* _Material provided_

⁂

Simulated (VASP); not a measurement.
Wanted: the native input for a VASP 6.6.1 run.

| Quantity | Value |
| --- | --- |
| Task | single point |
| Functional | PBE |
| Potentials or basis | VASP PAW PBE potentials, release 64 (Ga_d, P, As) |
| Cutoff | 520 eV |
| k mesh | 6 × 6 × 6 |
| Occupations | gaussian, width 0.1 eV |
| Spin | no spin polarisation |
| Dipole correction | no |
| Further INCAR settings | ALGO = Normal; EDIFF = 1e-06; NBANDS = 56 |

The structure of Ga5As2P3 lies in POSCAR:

⁂

* _Task item_
After the last line of the data, restate all the entries verbatim.

* _Response box_
Simulated (VASP); not a measurement.
Wanted: the native input for a VASP 6.6.1 run.

| Quantity | Value |
| --- | --- |
| Task | single point |
| Functional | PBE |
| Potentials or basis | VASP PAW PBE potentials, release 64 (Ga_d, P, As) |
| Cutoff | 520 eV |
| k mesh | 6 × 6 × 6 |
| Occupations | gaussian, width 0.1 eV |
| Spin | no spin polarisation |
| Dipole correction | no |
| Further INCAR settings | ALGO = Normal; EDIFF = 1e-06; NBANDS = 56 |

The structure of Ga5As2P3 lies in POSCAR:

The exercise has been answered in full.